## [Brief]
All the entries that follow are to be returned exactly.

## [Dataset extract]
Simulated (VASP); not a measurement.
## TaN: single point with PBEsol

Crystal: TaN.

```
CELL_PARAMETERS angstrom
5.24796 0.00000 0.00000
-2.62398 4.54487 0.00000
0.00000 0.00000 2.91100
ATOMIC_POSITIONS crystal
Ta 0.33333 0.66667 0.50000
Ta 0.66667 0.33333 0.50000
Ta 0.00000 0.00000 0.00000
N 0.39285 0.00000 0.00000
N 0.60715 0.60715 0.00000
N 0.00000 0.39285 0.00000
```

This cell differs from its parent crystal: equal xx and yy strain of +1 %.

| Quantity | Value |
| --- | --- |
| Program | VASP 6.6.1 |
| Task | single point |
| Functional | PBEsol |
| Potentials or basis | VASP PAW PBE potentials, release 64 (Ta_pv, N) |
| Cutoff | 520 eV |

## [Response box]
Simulated (VASP); not a measurement.
## TaN: single point with PBEsol

Crystal: TaN.

```
CELL_PARAMETERS angstrom
5.24796 0.00000 0.00000
-2.62398 4.54487 0.00000
0.00000 0.00000 2.91100
ATOMIC_POSITIONS crystal
Ta 0.33333 0.66667 0.50000
Ta 0.66667 0.33333 0.50000
Ta 0.00000 0.00000 0.00000
N 0.39285 0.00000 0.00000
N 0.60715 0.60715 0.00000
N 0.00000 0.39285 0.00000
```

This cell differs from its parent crystal: equal xx and yy strain of +1 %.

| Quantity | Value |
| --- | --- |
| Program | VASP 6.6.1 |
| Task | single point |
| Functional | PBEsol |
| Potentials or basis | VASP PAW PBE potentials, release 64 (Ta_pv, N) |
| Cutoff | 520 eV |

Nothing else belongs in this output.